*RECORD EXTRACTS*.
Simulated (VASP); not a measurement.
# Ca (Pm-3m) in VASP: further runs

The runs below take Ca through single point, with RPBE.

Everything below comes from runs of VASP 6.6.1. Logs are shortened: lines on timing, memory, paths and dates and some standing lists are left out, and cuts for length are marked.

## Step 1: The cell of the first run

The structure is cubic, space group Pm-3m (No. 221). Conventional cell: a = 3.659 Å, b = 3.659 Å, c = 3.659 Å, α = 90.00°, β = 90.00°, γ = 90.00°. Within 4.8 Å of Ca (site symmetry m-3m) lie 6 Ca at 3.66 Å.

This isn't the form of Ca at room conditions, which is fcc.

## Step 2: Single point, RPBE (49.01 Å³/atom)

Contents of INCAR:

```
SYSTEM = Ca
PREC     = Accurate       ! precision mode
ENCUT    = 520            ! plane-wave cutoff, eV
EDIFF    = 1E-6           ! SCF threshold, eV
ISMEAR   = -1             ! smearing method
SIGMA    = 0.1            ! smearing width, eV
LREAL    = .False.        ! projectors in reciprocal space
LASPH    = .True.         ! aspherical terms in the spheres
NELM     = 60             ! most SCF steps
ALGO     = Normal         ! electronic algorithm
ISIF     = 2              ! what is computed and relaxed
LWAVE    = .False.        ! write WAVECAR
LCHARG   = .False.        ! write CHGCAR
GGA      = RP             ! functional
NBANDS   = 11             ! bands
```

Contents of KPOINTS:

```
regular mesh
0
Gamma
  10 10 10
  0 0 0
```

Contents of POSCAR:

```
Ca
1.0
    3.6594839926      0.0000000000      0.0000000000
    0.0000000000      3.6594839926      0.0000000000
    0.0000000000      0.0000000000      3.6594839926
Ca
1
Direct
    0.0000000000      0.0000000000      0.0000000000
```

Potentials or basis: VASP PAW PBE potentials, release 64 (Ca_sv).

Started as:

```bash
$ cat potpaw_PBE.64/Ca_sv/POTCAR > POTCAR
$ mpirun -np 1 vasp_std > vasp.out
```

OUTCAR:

*ASSIGNMENT*.
Can you write out the lines above, from the first one through the one containing "The runs below", exactly as they appear and nothing more?

*WORKED SOLUTION*.
Simulated (VASP); not a measurement.
# Ca (Pm-3m) in VASP: further runs

The runs below take Ca through single point, with RPBE.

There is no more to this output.